++++++

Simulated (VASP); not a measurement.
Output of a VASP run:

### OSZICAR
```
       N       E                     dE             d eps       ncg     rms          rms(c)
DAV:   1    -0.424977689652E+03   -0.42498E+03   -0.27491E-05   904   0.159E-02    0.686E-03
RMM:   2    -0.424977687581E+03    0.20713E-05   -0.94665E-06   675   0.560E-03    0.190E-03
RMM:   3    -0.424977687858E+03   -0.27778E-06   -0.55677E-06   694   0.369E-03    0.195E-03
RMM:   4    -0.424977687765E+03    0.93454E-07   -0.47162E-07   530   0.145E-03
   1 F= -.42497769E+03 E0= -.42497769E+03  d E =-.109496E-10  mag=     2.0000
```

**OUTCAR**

++++++

REQUIREMENT: Retype the entries word for word.

TASK RESULT:
Simulated (VASP); not a measurement.
Output of a VASP run:

### OSZICAR
```
       N       E                     dE             d eps       ncg     rms          rms(c)
DAV:   1    -0.424977689652E+03   -0.42498E+03   -0.27491E-05   904   0.159E-02    0.686E-03
RMM:   2    -0.424977687581E+03    0.20713E-05   -0.94665E-06   675   0.560E-03    0.190E-03
RMM:   3    -0.424977687858E+03   -0.27778E-06   -0.55677E-06   694   0.369E-03    0.195E-03
RMM:   4    -0.424977687765E+03    0.93454E-07   -0.47162E-07   530   0.145E-03
   1 F= -.42497769E+03 E0= -.42497769E+03  d E =-.109496E-10  mag=     2.0000
```

**OUTCAR**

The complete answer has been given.